§ WORK ORDER
Please output exactly the lines of the material from the first through the line containing "values are rounded.", and nothing more.

§ EXCERPTED DATA
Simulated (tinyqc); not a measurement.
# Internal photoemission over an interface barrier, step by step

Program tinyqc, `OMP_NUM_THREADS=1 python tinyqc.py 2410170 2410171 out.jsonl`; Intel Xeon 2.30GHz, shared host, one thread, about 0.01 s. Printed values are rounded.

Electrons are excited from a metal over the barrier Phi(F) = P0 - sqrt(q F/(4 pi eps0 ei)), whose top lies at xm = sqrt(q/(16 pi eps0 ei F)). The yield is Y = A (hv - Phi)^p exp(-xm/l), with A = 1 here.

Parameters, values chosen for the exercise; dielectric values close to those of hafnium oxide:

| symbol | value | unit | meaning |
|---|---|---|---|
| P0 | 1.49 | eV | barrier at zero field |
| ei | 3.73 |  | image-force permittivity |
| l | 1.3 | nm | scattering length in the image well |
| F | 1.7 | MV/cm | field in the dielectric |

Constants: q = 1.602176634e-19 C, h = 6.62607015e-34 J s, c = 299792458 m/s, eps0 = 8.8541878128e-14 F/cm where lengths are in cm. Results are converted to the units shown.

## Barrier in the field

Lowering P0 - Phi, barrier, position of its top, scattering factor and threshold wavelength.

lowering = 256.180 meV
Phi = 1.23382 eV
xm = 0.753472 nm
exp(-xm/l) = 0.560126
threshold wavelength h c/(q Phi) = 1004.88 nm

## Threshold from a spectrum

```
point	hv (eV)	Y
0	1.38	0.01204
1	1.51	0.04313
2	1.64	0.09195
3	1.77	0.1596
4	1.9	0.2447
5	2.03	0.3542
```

§ YOUR SOLUTION
Simulated (tinyqc); not a measurement.
# Internal photoemission over an interface barrier, step by step

Program tinyqc, `OMP_NUM_THREADS=1 python tinyqc.py 2410170 2410171 out.jsonl`; Intel Xeon 2.30GHz, shared host, one thread, about 0.01 s. Printed values are rounded.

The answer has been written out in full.